▶ **REQUIREMENT**: Only the lines from the opening of the material through the one containing "Question: How do" should be reproduced, each exactly as it stands.

▶ **RAW DATA**:
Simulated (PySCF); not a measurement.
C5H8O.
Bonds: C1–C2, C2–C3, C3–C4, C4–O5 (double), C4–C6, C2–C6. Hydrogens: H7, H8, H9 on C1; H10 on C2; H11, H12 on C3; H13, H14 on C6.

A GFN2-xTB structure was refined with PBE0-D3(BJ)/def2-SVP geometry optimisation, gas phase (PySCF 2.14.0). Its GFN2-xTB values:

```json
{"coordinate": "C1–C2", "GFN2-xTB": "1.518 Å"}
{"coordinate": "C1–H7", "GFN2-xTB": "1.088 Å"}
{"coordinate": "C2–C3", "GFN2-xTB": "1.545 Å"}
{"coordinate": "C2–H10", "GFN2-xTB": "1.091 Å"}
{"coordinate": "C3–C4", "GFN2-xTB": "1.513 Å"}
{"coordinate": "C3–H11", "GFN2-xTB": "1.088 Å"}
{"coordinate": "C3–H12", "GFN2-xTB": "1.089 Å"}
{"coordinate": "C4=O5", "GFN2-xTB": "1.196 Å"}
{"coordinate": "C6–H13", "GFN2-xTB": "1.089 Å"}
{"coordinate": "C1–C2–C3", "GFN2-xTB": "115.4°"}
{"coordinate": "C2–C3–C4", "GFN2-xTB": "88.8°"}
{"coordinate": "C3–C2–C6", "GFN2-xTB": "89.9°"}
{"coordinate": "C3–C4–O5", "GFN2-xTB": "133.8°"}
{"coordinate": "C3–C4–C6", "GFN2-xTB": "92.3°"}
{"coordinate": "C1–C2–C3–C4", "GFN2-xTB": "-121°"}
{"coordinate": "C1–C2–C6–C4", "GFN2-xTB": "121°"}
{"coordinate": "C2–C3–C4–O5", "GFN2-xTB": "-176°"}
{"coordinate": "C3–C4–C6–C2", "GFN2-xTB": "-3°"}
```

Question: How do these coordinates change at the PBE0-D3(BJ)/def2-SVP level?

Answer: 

▶ **TASK RESULT**:
Simulated (PySCF); not a measurement.
C5H8O.
Bonds: C1–C2, C2–C3, C3–C4, C4–O5 (double), C4–C6, C2–C6. Hydrogens: H7, H8, H9 on C1; H10 on C2; H11, H12 on C3; H13, H14 on C6.

A GFN2-xTB structure was refined with PBE0-D3(BJ)/def2-SVP geometry optimisation, gas phase (PySCF 2.14.0). Its GFN2-xTB values:

```json
{"coordinate": "C1–C2", "GFN2-xTB": "1.518 Å"}
{"coordinate": "C1–H7", "GFN2-xTB": "1.088 Å"}
{"coordinate": "C2–C3", "GFN2-xTB": "1.545 Å"}
{"coordinate": "C2–H10", "GFN2-xTB": "1.091 Å"}
{"coordinate": "C3–C4", "GFN2-xTB": "1.513 Å"}
{"coordinate": "C3–H11", "GFN2-xTB": "1.088 Å"}
{"coordinate": "C3–H12", "GFN2-xTB": "1.089 Å"}
{"coordinate": "C4=O5", "GFN2-xTB": "1.196 Å"}
{"coordinate": "C6–H13", "GFN2-xTB": "1.089 Å"}
{"coordinate": "C1–C2–C3", "GFN2-xTB": "115.4°"}
{"coordinate": "C2–C3–C4", "GFN2-xTB": "88.8°"}
{"coordinate": "C3–C2–C6", "GFN2-xTB": "89.9°"}
{"coordinate": "C3–C4–O5", "GFN2-xTB": "133.8°"}
{"coordinate": "C3–C4–C6", "GFN2-xTB": "92.3°"}
{"coordinate": "C1–C2–C3–C4", "GFN2-xTB": "-121°"}
{"coordinate": "C1–C2–C6–C4", "GFN2-xTB": "121°"}
{"coordinate": "C2–C3–C4–O5", "GFN2-xTB": "-176°"}
{"coordinate": "C3–C4–C6–C2", "GFN2-xTB": "-3°"}
```

Question: How do these coordinates change at the PBE0-D3(BJ)/def2-SVP level?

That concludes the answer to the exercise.